§ **Exercise**
Look below for the line containing "## (1) The structure to begin with"; from there, print each line exactly up to and including the line containing "The input asks", and stop.

§ **Recorded information**
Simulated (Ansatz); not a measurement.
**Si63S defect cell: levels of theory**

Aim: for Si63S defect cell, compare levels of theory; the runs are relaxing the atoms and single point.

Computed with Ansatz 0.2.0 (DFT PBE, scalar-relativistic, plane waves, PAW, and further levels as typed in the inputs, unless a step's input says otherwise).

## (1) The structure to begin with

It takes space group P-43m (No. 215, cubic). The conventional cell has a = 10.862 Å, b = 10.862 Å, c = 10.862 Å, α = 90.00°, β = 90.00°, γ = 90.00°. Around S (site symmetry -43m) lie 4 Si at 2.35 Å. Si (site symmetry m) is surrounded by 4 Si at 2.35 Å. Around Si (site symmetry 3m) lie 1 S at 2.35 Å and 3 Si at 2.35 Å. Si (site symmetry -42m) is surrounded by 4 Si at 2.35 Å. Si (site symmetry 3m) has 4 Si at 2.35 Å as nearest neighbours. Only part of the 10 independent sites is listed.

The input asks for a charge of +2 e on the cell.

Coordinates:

§ **Response box**
## (1) The structure to begin with

It takes space group P-43m (No. 215, cubic). The conventional cell has a = 10.862 Å, b = 10.862 Å, c = 10.862 Å, α = 90.00°, β = 90.00°, γ = 90.00°. Around S (site symmetry -43m) lie 4 Si at 2.35 Å. Si (site symmetry m) is surrounded by 4 Si at 2.35 Å. Around Si (site symmetry 3m) lie 1 S at 2.35 Å and 3 Si at 2.35 Å. Si (site symmetry -42m) is surrounded by 4 Si at 2.35 Å. Si (site symmetry 3m) has 4 Si at 2.35 Å as nearest neighbours. Only part of the 10 independent sites is listed.

The input asks for a charge of +2 e on the cell.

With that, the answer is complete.